__TASK ITEM__: Reproduce the entries from their first line up to and including the line with "Bonds of the". Leave out everything after it.

__DATA UNDER STUDY__:
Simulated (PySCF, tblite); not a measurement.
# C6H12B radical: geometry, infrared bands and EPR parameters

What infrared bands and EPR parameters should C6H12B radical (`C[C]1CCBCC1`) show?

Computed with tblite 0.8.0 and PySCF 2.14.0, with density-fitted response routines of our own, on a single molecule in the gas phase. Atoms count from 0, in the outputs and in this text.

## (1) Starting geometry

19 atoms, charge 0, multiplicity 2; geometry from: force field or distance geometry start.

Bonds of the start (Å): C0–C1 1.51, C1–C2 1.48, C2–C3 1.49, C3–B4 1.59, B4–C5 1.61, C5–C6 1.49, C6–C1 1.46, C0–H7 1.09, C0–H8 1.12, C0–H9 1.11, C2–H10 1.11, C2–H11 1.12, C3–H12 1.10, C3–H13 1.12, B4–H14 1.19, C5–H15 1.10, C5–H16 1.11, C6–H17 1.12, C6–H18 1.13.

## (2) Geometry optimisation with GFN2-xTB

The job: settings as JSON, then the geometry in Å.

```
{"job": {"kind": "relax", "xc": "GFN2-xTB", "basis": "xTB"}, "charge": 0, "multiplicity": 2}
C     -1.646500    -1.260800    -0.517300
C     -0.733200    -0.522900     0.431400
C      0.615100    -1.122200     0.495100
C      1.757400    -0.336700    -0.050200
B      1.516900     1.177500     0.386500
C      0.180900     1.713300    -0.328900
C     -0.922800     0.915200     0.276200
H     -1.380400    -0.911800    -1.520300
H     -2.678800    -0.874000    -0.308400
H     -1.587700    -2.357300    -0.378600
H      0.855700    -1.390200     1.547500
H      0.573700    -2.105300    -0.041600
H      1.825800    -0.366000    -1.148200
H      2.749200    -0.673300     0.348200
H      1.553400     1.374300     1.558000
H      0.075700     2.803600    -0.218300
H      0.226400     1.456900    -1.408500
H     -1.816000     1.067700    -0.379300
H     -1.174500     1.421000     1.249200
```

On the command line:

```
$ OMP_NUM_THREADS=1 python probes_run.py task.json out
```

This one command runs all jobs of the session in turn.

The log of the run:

__EXERCISE SOLUTION__:
Simulated (PySCF, tblite); not a measurement.
# C6H12B radical: geometry, infrared bands and EPR parameters

What infrared bands and EPR parameters should C6H12B radical (`C[C]1CCBCC1`) show?

Computed with tblite 0.8.0 and PySCF 2.14.0, with density-fitted response routines of our own, on a single molecule in the gas phase. Atoms count from 0, in the outputs and in this text.

## (1) Starting geometry

19 atoms, charge 0, multiplicity 2; geometry from: force field or distance geometry start.

Bonds of the start (Å): C0–C1 1.51, C1–C2 1.48, C2–C3 1.49, C3–B4 1.59, B4–C5 1.61, C5–C6 1.49, C6–C1 1.46, C0–H7 1.09, C0–H8 1.12, C0–H9 1.11, C2–H10 1.11, C2–H11 1.12, C3–H12 1.10, C3–H13 1.12, B4–H14 1.19, C5–H15 1.10, C5–H16 1.11, C6–H17 1.12, C6–H18 1.13.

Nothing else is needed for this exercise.